/---

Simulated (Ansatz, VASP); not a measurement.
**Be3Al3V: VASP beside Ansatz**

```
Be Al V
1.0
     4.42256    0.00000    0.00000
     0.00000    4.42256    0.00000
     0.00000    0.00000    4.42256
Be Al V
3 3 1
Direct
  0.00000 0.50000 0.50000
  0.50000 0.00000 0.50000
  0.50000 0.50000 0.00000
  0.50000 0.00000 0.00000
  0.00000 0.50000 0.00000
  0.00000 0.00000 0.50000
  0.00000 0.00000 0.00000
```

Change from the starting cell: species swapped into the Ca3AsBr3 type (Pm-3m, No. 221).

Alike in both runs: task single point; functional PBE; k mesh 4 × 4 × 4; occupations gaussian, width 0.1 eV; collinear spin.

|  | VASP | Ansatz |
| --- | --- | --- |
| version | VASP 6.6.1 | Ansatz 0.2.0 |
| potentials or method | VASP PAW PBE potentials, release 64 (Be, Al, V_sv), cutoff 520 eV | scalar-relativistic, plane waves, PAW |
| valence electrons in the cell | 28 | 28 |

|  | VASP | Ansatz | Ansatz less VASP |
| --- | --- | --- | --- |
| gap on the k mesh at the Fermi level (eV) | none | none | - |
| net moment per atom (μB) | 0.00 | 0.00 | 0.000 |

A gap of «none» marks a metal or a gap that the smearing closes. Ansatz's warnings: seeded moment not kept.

\---

◆ Assignment: For this exercise, please output exactly the lines above starting at the line with "VASP beside Ansatz**" and ending at the line with "0.00 | 0.000 |", ends included.

◆ Your response:
**Be3Al3V: VASP beside Ansatz**

```
Be Al V
1.0
     4.42256    0.00000    0.00000
     0.00000    4.42256    0.00000
     0.00000    0.00000    4.42256
Be Al V
3 3 1
Direct
  0.00000 0.50000 0.50000
  0.50000 0.00000 0.50000
  0.50000 0.50000 0.00000
  0.50000 0.00000 0.00000
  0.00000 0.50000 0.00000
  0.00000 0.00000 0.50000
  0.00000 0.00000 0.00000
```

Change from the starting cell: species swapped into the Ca3AsBr3 type (Pm-3m, No. 221).

Alike in both runs: task single point; functional PBE; k mesh 4 × 4 × 4; occupations gaussian, width 0.1 eV; collinear spin.

|  | VASP | Ansatz |
| --- | --- | --- |
| version | VASP 6.6.1 | Ansatz 0.2.0 |
| potentials or method | VASP PAW PBE potentials, release 64 (Be, Al, V_sv), cutoff 520 eV | scalar-relativistic, plane waves, PAW |
| valence electrons in the cell | 28 | 28 |

|  | VASP | Ansatz | Ansatz less VASP |
| --- | --- | --- | --- |
| gap on the k mesh at the Fermi level (eV) | none | none | - |
| net moment per atom (μB) | 0.00 | 0.00 | 0.000 |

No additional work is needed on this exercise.